Work item
Below are records; repeat them all exactly.

Entries shown
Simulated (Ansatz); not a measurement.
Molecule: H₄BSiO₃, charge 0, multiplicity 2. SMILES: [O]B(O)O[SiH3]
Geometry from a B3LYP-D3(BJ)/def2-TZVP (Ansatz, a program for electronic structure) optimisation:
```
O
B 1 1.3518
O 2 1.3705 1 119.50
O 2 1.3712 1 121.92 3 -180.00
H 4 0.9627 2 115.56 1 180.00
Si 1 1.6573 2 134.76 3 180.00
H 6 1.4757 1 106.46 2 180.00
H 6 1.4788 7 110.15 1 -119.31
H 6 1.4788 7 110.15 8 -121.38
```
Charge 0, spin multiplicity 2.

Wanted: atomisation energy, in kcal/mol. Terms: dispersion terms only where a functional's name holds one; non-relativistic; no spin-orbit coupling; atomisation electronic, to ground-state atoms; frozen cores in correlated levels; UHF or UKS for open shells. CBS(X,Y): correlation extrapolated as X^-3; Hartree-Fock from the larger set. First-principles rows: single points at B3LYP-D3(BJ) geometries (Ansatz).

Problem solution
Simulated (Ansatz); not a measurement.
Molecule: H₄BSiO₃, charge 0, multiplicity 2. SMILES: [O]B(O)O[SiH3]
Geometry from a B3LYP-D3(BJ)/def2-TZVP (Ansatz, a program for electronic structure) optimisation:
```
O
B 1 1.3518
O 2 1.3705 1 119.50
O 2 1.3712 1 121.92 3 -180.00
H 4 0.9627 2 115.56 1 180.00
Si 1 1.6573 2 134.76 3 180.00
H 6 1.4757 1 106.46 2 180.00
H 6 1.4788 7 110.15 1 -119.31
H 6 1.4788 7 110.15 8 -121.38
```
Charge 0, spin multiplicity 2.

Wanted: atomisation energy, in kcal/mol. Terms: dispersion terms only where a functional's name holds one; non-relativistic; no spin-orbit coupling; atomisation electronic, to ground-state atoms; frozen cores in correlated levels; UHF or UKS for open shells. CBS(X,Y): correlation extrapolated as X^-3; Hartree-Fock from the larger set. First-principles rows: single points at B3LYP-D3(BJ) geometries (Ansatz).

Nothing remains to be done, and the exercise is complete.